# WORK INSTRUCTION
Once the line containing "Potentials or basis: VASP" has been copied, stop; copy every line before it exactly, beginning with the first line of the material below.

# PROVIDED MATERIAL
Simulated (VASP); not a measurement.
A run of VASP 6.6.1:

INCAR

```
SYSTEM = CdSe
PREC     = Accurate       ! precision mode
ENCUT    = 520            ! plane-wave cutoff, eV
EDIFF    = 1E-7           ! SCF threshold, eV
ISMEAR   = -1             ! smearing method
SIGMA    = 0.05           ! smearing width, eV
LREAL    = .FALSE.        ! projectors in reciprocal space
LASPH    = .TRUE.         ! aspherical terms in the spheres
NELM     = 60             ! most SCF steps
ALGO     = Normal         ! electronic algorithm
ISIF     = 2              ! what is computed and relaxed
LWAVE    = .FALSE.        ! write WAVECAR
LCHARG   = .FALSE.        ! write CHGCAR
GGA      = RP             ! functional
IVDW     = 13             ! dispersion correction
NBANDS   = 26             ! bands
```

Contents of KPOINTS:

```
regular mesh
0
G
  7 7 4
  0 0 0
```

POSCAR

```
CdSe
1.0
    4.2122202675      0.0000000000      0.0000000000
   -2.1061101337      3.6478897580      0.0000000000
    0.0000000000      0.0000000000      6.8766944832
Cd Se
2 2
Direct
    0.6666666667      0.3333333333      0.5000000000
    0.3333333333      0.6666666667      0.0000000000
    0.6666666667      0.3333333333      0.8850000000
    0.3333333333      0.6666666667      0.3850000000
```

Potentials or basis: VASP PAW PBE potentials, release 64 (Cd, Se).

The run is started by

# RESULT
Simulated (VASP); not a measurement.
A run of VASP 6.6.1:

INCAR

```
SYSTEM = CdSe
PREC     = Accurate       ! precision mode
ENCUT    = 520            ! plane-wave cutoff, eV
EDIFF    = 1E-7           ! SCF threshold, eV
ISMEAR   = -1             ! smearing method
SIGMA    = 0.05           ! smearing width, eV
LREAL    = .FALSE.        ! projectors in reciprocal space
LASPH    = .TRUE.         ! aspherical terms in the spheres
NELM     = 60             ! most SCF steps
ALGO     = Normal         ! electronic algorithm
ISIF     = 2              ! what is computed and relaxed
LWAVE    = .FALSE.        ! write WAVECAR
LCHARG   = .FALSE.        ! write CHGCAR
GGA      = RP             ! functional
IVDW     = 13             ! dispersion correction
NBANDS   = 26             ! bands
```

Contents of KPOINTS:

```
regular mesh
0
G
  7 7 4
  0 0 0
```

POSCAR

```
CdSe
1.0
    4.2122202675      0.0000000000      0.0000000000
   -2.1061101337      3.6478897580      0.0000000000
    0.0000000000      0.0000000000      6.8766944832
Cd Se
2 2
Direct
    0.6666666667      0.3333333333      0.5000000000
    0.3333333333      0.6666666667      0.0000000000
    0.6666666667      0.3333333333      0.8850000000
    0.3333333333      0.6666666667      0.3850000000
```

Potentials or basis: VASP PAW PBE potentials, release 64 (Cd, Se).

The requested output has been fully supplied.